====== Data under study

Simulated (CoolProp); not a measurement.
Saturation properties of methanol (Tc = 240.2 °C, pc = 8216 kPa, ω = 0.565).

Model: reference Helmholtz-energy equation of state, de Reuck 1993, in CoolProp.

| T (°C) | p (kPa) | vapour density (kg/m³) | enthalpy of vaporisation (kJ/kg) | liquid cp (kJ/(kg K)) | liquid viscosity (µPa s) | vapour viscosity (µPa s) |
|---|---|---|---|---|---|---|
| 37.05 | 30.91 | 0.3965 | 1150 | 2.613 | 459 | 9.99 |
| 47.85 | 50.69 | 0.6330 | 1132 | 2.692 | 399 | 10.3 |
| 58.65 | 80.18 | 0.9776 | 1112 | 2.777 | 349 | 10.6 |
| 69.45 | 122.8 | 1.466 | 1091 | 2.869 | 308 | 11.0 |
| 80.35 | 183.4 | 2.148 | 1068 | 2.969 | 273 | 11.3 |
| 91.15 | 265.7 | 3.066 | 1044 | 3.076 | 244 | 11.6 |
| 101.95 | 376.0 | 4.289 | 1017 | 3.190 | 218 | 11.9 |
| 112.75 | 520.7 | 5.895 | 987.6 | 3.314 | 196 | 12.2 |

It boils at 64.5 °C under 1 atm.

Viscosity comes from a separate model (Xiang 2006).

============

Action item: Word for word, restate the entries from the first line to the line that has "It boils at 64.5 °C under 1 atm.", both included, and nothing else.

Response area:
Simulated (CoolProp); not a measurement.
Saturation properties of methanol (Tc = 240.2 °C, pc = 8216 kPa, ω = 0.565).

Model: reference Helmholtz-energy equation of state, de Reuck 1993, in CoolProp.

| T (°C) | p (kPa) | vapour density (kg/m³) | enthalpy of vaporisation (kJ/kg) | liquid cp (kJ/(kg K)) | liquid viscosity (µPa s) | vapour viscosity (µPa s) |
|---|---|---|---|---|---|---|
| 37.05 | 30.91 | 0.3965 | 1150 | 2.613 | 459 | 9.99 |
| 47.85 | 50.69 | 0.6330 | 1132 | 2.692 | 399 | 10.3 |
| 58.65 | 80.18 | 0.9776 | 1112 | 2.777 | 349 | 10.6 |
| 69.45 | 122.8 | 1.466 | 1091 | 2.869 | 308 | 11.0 |
| 80.35 | 183.4 | 2.148 | 1068 | 2.969 | 273 | 11.3 |
| 91.15 | 265.7 | 3.066 | 1044 | 3.076 | 244 | 11.6 |
| 101.95 | 376.0 | 4.289 | 1017 | 3.190 | 218 | 11.9 |
| 112.75 | 520.7 | 5.895 | 987.6 | 3.314 | 196 | 12.2 |

It boils at 64.5 °C under 1 atm.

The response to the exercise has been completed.